[Start of section]
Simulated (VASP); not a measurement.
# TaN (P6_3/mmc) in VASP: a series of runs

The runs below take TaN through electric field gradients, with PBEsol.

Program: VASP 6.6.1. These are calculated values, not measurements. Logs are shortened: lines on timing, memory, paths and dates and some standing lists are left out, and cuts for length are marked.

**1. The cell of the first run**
[End of section]

--- WORK ITEM ---
The records above are to be printed in full, exactly as they appear.

--- EXERCISE RESULT ---
Simulated (VASP); not a measurement.
# TaN (P6_3/mmc) in VASP: a series of runs

The runs below take TaN through electric field gradients, with PBEsol.

Program: VASP 6.6.1. These are calculated values, not measurements. Logs are shortened: lines on timing, memory, paths and dates and some standing lists are left out, and cuts for length are marked.

**1. The cell of the first run**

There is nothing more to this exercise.